▸ Action item
Repeat the listing below exactly as given.

▸ Supplied data
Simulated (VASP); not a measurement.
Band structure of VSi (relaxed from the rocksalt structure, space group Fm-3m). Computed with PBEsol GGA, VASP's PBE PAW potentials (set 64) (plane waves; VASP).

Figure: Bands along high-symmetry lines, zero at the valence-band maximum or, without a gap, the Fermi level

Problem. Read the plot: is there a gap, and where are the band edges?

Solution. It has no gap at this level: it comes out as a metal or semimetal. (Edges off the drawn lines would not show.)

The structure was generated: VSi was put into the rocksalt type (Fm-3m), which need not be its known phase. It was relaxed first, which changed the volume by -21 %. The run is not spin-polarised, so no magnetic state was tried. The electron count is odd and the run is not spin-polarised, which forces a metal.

▸ Answer section
Simulated (VASP); not a measurement.
Band structure of VSi (relaxed from the rocksalt structure, space group Fm-3m). Computed with PBEsol GGA, VASP's PBE PAW potentials (set 64) (plane waves; VASP).

Figure: Bands along high-symmetry lines, zero at the valence-band maximum or, without a gap, the Fermi level

Problem. Read the plot: is there a gap, and where are the band edges?

Solution. It has no gap at this level: it comes out as a metal or semimetal. (Edges off the drawn lines would not show.)

The structure was generated: VSi was put into the rocksalt type (Fm-3m), which need not be its known phase. It was relaxed first, which changed the volume by -21 %. The run is not spin-polarised, so no magnetic state was tried. The electron count is odd and the run is not spin-polarised, which forces a metal.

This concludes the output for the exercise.